◆ WORK TASK
Records appear below. Give all of them again, exactly.

◆ ENTRIES SHOWN
= = = = =
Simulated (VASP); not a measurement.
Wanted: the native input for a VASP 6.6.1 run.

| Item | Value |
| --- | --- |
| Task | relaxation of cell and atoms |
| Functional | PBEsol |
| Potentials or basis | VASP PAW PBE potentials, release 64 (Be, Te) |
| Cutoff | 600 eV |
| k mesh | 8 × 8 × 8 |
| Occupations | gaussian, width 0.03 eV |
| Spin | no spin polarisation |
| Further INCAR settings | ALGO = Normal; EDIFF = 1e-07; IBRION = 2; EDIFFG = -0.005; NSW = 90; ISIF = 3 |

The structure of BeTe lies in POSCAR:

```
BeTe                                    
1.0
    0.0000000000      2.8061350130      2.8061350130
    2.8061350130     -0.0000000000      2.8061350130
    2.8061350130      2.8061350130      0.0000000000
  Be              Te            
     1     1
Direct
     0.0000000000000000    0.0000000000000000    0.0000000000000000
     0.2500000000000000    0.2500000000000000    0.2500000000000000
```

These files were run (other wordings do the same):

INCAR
= = = = =

◆ PROBLEM SOLUTION
Simulated (VASP); not a measurement.
Wanted: the native input for a VASP 6.6.1 run.

| Item | Value |
| --- | --- |
| Task | relaxation of cell and atoms |
| Functional | PBEsol |
| Potentials or basis | VASP PAW PBE potentials, release 64 (Be, Te) |
| Cutoff | 600 eV |
| k mesh | 8 × 8 × 8 |
| Occupations | gaussian, width 0.03 eV |
| Spin | no spin polarisation |
| Further INCAR settings | ALGO = Normal; EDIFF = 1e-07; IBRION = 2; EDIFFG = -0.005; NSW = 90; ISIF = 3 |

The structure of BeTe lies in POSCAR:

```
BeTe                                    
1.0
    0.0000000000      2.8061350130      2.8061350130
    2.8061350130     -0.0000000000      2.8061350130
    2.8061350130      2.8061350130      0.0000000000
  Be              Te            
     1     1
Direct
     0.0000000000000000    0.0000000000000000    0.0000000000000000
     0.2500000000000000    0.2500000000000000    0.2500000000000000
```

These files were run (other wordings do the same):

INCAR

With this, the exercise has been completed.